*Assigned task:* Give every line of the records exactly, please, from the first up to and including the one containing "- n(Si(l)) = 0.480 mol".

Exercise data START

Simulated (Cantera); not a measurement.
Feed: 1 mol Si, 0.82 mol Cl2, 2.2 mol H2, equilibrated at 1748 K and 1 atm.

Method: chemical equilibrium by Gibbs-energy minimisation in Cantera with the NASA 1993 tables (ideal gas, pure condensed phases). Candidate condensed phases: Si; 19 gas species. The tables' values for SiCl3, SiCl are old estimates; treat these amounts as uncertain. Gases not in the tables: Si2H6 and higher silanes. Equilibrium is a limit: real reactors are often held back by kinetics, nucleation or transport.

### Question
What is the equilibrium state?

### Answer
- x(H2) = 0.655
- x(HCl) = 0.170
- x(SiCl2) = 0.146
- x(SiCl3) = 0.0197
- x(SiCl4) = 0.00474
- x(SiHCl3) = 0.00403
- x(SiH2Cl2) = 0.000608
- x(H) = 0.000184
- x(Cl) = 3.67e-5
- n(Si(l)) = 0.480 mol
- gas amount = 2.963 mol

Exercise data END

*Expected answer:*
Simulated (Cantera); not a measurement.
Feed: 1 mol Si, 0.82 mol Cl2, 2.2 mol H2, equilibrated at 1748 K and 1 atm.

Method: chemical equilibrium by Gibbs-energy minimisation in Cantera with the NASA 1993 tables (ideal gas, pure condensed phases). Candidate condensed phases: Si; 19 gas species. The tables' values for SiCl3, SiCl are old estimates; treat these amounts as uncertain. Gases not in the tables: Si2H6 and higher silanes. Equilibrium is a limit: real reactors are often held back by kinetics, nucleation or transport.

### Question
What is the equilibrium state?

### Answer
- x(H2) = 0.655
- x(HCl) = 0.170
- x(SiCl2) = 0.146
- x(SiCl3) = 0.0197
- x(SiCl4) = 0.00474
- x(SiHCl3) = 0.00403
- x(SiH2Cl2) = 0.000608
- x(H) = 0.000184
- x(Cl) = 3.67e-5
- n(Si(l)) = 0.480 mol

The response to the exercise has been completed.